> [INFORMATION SUPPLIED]:
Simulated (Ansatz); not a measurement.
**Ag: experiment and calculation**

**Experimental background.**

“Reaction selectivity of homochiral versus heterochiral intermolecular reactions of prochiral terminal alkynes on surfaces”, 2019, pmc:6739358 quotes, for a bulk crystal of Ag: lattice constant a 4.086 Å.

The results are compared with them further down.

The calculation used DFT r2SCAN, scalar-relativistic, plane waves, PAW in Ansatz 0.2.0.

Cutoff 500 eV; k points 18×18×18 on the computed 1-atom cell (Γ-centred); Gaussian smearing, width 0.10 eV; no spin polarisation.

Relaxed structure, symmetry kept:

> [ASSIGNMENT]:
Write the lines again exactly, from the first line of the material above to the line that includes "The calculation used", both included. Leave out all the rest.

> [WRITTEN REPLY]:
Simulated (Ansatz); not a measurement.
**Ag: experiment and calculation**

**Experimental background.**

“Reaction selectivity of homochiral versus heterochiral intermolecular reactions of prochiral terminal alkynes on surfaces”, 2019, pmc:6739358 quotes, for a bulk crystal of Ag: lattice constant a 4.086 Å.

The results are compared with them further down.

The calculation used DFT r2SCAN, scalar-relativistic, plane waves, PAW in Ansatz 0.2.0.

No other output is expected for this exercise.